INPUT DATA: Begin

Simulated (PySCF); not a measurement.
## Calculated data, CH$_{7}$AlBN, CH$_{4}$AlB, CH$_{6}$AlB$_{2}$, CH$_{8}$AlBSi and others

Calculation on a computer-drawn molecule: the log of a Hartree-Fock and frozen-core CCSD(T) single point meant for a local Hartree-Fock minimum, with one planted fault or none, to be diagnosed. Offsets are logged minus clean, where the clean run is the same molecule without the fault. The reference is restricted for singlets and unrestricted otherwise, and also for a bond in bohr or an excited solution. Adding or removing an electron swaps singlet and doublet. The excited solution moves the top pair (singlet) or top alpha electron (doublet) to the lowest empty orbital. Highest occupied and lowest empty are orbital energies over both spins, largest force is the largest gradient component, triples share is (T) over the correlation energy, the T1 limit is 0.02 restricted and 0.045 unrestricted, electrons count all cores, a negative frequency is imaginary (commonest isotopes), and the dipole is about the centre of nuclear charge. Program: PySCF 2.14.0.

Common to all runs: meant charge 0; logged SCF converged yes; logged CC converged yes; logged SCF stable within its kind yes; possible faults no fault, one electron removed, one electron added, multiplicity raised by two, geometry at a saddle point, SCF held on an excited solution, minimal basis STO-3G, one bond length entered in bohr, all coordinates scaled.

INPUT DATA: End

**ASSIGNED TASK:** Your reply should hold only the lines from the first line of the records through the one with "Calculation on a", reproduced word for word.

**PROBLEM SOLUTION:**
Simulated (PySCF); not a measurement.
## Calculated data, CH$_{7}$AlBN, CH$_{4}$AlB, CH$_{6}$AlB$_{2}$, CH$_{8}$AlBSi and others

Calculation on a computer-drawn molecule: the log of a Hartree-Fock and frozen-core CCSD(T) single point meant for a local Hartree-Fock minimum, with one planted fault or none, to be diagnosed. Offsets are logged minus clean, where the clean run is the same molecule without the fault. The reference is restricted for singlets and unrestricted otherwise, and also for a bond in bohr or an excited solution. Adding or removing an electron swaps singlet and doublet. The excited solution moves the top pair (singlet) or top alpha electron (doublet) to the lowest empty orbital. Highest occupied and lowest empty are orbital energies over both spins, largest force is the largest gradient component, triples share is (T) over the correlation energy, the T1 limit is 0.02 restricted and 0.045 unrestricted, electrons count all cores, a negative frequency is imaginary (commonest isotopes), and the dipole is about the centre of nuclear charge. Program: PySCF 2.14.0.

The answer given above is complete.